Extracted material:

********************

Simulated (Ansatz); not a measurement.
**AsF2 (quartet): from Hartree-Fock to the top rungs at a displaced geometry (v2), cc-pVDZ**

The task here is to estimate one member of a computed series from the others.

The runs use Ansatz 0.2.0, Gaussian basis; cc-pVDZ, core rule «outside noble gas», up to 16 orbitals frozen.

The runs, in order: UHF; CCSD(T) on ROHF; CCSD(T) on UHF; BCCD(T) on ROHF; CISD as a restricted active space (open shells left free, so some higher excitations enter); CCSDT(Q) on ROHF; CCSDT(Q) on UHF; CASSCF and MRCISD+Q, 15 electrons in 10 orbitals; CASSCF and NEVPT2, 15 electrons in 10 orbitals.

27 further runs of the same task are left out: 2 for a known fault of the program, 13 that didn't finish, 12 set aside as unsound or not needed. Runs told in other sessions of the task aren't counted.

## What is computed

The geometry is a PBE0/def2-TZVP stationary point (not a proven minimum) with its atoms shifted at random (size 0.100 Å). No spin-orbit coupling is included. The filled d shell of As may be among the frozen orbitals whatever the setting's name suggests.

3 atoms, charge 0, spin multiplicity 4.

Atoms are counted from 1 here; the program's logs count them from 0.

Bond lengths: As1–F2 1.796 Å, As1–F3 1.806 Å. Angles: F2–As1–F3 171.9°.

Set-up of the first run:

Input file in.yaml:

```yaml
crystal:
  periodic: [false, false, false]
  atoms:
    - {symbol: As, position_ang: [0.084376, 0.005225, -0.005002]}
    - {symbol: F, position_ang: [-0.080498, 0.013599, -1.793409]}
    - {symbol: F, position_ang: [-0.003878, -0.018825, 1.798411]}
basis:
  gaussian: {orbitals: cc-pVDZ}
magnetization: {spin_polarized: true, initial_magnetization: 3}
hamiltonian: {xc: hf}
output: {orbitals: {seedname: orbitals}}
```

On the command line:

********************

Exercise: Quote, word for word, every line from the top of the entries through the line that holds "The runs use".

Response box:
Simulated (Ansatz); not a measurement.
**AsF2 (quartet): from Hartree-Fock to the top rungs at a displaced geometry (v2), cc-pVDZ**

The task here is to estimate one member of a computed series from the others.

The runs use Ansatz 0.2.0, Gaussian basis; cc-pVDZ, core rule «outside noble gas», up to 16 orbitals frozen.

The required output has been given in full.